··········

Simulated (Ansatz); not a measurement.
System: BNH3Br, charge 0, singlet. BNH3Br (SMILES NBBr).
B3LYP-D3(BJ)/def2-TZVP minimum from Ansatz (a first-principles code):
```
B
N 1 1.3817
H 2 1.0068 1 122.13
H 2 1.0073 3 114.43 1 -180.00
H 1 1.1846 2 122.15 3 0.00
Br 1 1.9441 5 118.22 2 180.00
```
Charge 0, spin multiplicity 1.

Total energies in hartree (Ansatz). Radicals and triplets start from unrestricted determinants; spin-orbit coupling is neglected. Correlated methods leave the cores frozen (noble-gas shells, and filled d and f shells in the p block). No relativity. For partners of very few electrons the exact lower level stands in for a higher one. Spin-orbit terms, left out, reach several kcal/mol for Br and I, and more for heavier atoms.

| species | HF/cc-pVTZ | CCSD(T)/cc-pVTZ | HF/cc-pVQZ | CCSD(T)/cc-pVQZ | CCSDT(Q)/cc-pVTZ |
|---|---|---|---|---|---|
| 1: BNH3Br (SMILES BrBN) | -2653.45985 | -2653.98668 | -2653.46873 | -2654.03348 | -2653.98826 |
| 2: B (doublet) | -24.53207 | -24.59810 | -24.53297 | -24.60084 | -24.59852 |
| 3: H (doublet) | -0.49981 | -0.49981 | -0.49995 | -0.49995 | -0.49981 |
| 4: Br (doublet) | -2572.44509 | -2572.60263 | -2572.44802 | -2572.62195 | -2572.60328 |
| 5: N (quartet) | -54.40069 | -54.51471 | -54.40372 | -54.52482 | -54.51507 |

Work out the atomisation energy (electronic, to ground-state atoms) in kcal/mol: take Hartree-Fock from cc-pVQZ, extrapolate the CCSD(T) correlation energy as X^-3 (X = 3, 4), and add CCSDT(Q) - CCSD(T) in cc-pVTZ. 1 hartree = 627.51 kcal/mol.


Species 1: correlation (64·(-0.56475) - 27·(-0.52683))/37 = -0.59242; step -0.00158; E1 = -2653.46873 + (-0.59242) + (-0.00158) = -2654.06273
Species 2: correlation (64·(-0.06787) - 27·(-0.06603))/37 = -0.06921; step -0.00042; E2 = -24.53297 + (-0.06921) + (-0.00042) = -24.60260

··········

ASSIGNED TASK
Would you copy, word for word, only the lines from the start of the listing to the one that contains "Species 1: correlation", both included?

ANSWER BOX
Simulated (Ansatz); not a measurement.
System: BNH3Br, charge 0, singlet. BNH3Br (SMILES NBBr).
B3LYP-D3(BJ)/def2-TZVP minimum from Ansatz (a first-principles code):
```
B
N 1 1.3817
H 2 1.0068 1 122.13
H 2 1.0073 3 114.43 1 -180.00
H 1 1.1846 2 122.15 3 0.00
Br 1 1.9441 5 118.22 2 180.00
```
Charge 0, spin multiplicity 1.

Total energies in hartree (Ansatz). Radicals and triplets start from unrestricted determinants; spin-orbit coupling is neglected. Correlated methods leave the cores frozen (noble-gas shells, and filled d and f shells in the p block). No relativity. For partners of very few electrons the exact lower level stands in for a higher one. Spin-orbit terms, left out, reach several kcal/mol for Br and I, and more for heavier atoms.

| species | HF/cc-pVTZ | CCSD(T)/cc-pVTZ | HF/cc-pVQZ | CCSD(T)/cc-pVQZ | CCSDT(Q)/cc-pVTZ |
|---|---|---|---|---|---|
| 1: BNH3Br (SMILES BrBN) | -2653.45985 | -2653.98668 | -2653.46873 | -2654.03348 | -2653.98826 |
| 2: B (doublet) | -24.53207 | -24.59810 | -24.53297 | -24.60084 | -24.59852 |
| 3: H (doublet) | -0.49981 | -0.49981 | -0.49995 | -0.49995 | -0.49981 |
| 4: Br (doublet) | -2572.44509 | -2572.60263 | -2572.44802 | -2572.62195 | -2572.60328 |
| 5: N (quartet) | -54.40069 | -54.51471 | -54.40372 | -54.52482 | -54.51507 |

Work out the atomisation energy (electronic, to ground-state atoms) in kcal/mol: take Hartree-Fock from cc-pVQZ, extrapolate the CCSD(T) correlation energy as X^-3 (X = 3, 4), and add CCSDT(Q) - CCSD(T) in cc-pVTZ. 1 hartree = 627.51 kcal/mol.


Species 1: correlation (64·(-0.56475) - 27·(-0.52683))/37 = -0.59242; step -0.00158; E1 = -2653.46873 + (-0.59242) + (-0.00158) = -2654.06273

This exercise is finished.